===== DATA SHOWN =====

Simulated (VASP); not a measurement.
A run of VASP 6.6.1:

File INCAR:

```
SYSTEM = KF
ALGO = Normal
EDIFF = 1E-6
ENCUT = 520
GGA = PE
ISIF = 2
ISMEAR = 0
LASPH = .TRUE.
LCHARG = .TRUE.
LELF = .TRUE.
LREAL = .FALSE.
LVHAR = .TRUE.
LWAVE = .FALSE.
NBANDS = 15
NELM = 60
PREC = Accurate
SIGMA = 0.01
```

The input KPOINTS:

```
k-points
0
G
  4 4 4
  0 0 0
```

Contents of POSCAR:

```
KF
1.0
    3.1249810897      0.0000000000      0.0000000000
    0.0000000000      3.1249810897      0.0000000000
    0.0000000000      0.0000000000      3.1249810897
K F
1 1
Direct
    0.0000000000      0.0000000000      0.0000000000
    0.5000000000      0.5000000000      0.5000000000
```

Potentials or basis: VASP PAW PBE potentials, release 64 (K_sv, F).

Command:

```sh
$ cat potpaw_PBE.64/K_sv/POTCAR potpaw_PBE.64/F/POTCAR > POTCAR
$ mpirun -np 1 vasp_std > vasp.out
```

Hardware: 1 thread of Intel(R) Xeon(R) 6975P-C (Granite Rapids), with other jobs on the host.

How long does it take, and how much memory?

=====

Print the material in full, exactly as written.

RESPONSE BOX.
Simulated (VASP); not a measurement.
A run of VASP 6.6.1:

File INCAR:

```
SYSTEM = KF
ALGO = Normal
EDIFF = 1E-6
ENCUT = 520
GGA = PE
ISIF = 2
ISMEAR = 0
LASPH = .TRUE.
LCHARG = .TRUE.
LELF = .TRUE.
LREAL = .FALSE.
LVHAR = .TRUE.
LWAVE = .FALSE.
NBANDS = 15
NELM = 60
PREC = Accurate
SIGMA = 0.01
```

The input KPOINTS:

```
k-points
0
G
  4 4 4
  0 0 0
```

Contents of POSCAR:

```
KF
1.0
    3.1249810897      0.0000000000      0.0000000000
    0.0000000000      3.1249810897      0.0000000000
    0.0000000000      0.0000000000      3.1249810897
K F
1 1
Direct
    0.0000000000      0.0000000000      0.0000000000
    0.5000000000      0.5000000000      0.5000000000
```

Potentials or basis: VASP PAW PBE potentials, release 64 (K_sv, F).

Command:

```sh
$ cat potpaw_PBE.64/K_sv/POTCAR potpaw_PBE.64/F/POTCAR > POTCAR
$ mpirun -np 1 vasp_std > vasp.out
```

Hardware: 1 thread of Intel(R) Xeon(R) 6975P-C (Granite Rapids), with other jobs on the host.

How long does it take, and how much memory?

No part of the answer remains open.